Information
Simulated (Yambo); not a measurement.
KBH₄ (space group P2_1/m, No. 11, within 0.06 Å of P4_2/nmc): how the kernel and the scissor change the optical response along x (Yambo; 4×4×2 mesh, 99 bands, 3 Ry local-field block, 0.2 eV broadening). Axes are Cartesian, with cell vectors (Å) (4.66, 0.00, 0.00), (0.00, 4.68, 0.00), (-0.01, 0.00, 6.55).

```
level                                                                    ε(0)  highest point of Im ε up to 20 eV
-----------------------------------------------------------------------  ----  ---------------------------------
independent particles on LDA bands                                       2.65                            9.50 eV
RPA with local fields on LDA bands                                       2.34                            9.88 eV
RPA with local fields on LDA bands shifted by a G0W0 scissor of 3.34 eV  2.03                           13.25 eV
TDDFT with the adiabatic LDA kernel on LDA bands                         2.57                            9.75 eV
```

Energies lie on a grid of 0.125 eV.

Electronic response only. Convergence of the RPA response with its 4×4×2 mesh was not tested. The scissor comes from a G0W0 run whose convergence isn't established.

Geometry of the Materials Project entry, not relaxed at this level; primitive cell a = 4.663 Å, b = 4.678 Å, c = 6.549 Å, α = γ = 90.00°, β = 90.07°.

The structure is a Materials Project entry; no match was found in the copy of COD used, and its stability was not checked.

Requirement
From the first line of the records above down to the line containing "Geometry of the", repeat each line exactly as written. Include both of those lines and add nothing.

Exercise result
Simulated (Yambo); not a measurement.
KBH₄ (space group P2_1/m, No. 11, within 0.06 Å of P4_2/nmc): how the kernel and the scissor change the optical response along x (Yambo; 4×4×2 mesh, 99 bands, 3 Ry local-field block, 0.2 eV broadening). Axes are Cartesian, with cell vectors (Å) (4.66, 0.00, 0.00), (0.00, 4.68, 0.00), (-0.01, 0.00, 6.55).

```
level                                                                    ε(0)  highest point of Im ε up to 20 eV
-----------------------------------------------------------------------  ----  ---------------------------------
independent particles on LDA bands                                       2.65                            9.50 eV
RPA with local fields on LDA bands                                       2.34                            9.88 eV
RPA with local fields on LDA bands shifted by a G0W0 scissor of 3.34 eV  2.03                           13.25 eV
TDDFT with the adiabatic LDA kernel on LDA bands                         2.57                            9.75 eV
```

Energies lie on a grid of 0.125 eV.

Electronic response only. Convergence of the RPA response with its 4×4×2 mesh was not tested. The scissor comes from a G0W0 run whose convergence isn't established.

Geometry of the Materials Project entry, not relaxed at this level; primitive cell a = 4.663 Å, b = 4.678 Å, c = 6.549 Å, α = γ = 90.00°, β = 90.07°.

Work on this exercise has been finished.